--*--

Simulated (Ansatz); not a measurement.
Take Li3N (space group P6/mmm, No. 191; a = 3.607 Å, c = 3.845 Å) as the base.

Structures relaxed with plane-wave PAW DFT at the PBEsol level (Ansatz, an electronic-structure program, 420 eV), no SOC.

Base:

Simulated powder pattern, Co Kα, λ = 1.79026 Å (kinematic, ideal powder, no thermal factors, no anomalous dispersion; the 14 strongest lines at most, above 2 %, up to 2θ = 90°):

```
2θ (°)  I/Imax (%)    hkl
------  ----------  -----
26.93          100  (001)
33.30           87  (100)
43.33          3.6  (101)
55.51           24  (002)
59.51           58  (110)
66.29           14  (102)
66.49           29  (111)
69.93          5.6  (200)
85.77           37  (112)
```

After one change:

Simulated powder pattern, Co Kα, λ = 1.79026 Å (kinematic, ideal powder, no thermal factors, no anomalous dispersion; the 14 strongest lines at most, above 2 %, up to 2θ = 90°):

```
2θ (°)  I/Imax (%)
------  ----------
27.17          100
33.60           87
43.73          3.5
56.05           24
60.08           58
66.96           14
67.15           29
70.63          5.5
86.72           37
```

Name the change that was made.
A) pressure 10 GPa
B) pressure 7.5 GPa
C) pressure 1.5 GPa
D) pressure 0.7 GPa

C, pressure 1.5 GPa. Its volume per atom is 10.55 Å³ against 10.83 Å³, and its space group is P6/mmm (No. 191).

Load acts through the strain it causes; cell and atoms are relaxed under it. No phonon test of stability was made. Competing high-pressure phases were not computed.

--*--

● **WORK INSTRUCTION**
Transcribe every record exactly, keeping each line as it is.

● **ANSWER SPACE**
Simulated (Ansatz); not a measurement.
Take Li3N (space group P6/mmm, No. 191; a = 3.607 Å, c = 3.845 Å) as the base.

Structures relaxed with plane-wave PAW DFT at the PBEsol level (Ansatz, an electronic-structure program, 420 eV), no SOC.

Base:

Simulated powder pattern, Co Kα, λ = 1.79026 Å (kinematic, ideal powder, no thermal factors, no anomalous dispersion; the 14 strongest lines at most, above 2 %, up to 2θ = 90°):

```
2θ (°)  I/Imax (%)    hkl
------  ----------  -----
26.93          100  (001)
33.30           87  (100)
43.33          3.6  (101)
55.51           24  (002)
59.51           58  (110)
66.29           14  (102)
66.49           29  (111)
69.93          5.6  (200)
85.77           37  (112)
```

After one change:

Simulated powder pattern, Co Kα, λ = 1.79026 Å (kinematic, ideal powder, no thermal factors, no anomalous dispersion; the 14 strongest lines at most, above 2 %, up to 2θ = 90°):

```
2θ (°)  I/Imax (%)
------  ----------
27.17          100
33.60           87
43.73          3.5
56.05           24
60.08           58
66.96           14
67.15           29
70.63          5.5
86.72           37
```

Name the change that was made.
A) pressure 10 GPa
B) pressure 7.5 GPa
C) pressure 1.5 GPa
D) pressure 0.7 GPa

C, pressure 1.5 GPa. Its volume per atom is 10.55 Å³ against 10.83 Å³, and its space group is P6/mmm (No. 191).

Load acts through the strain it causes; cell and atoms are relaxed under it. No phonon test of stability was made. Competing high-pressure phases were not computed.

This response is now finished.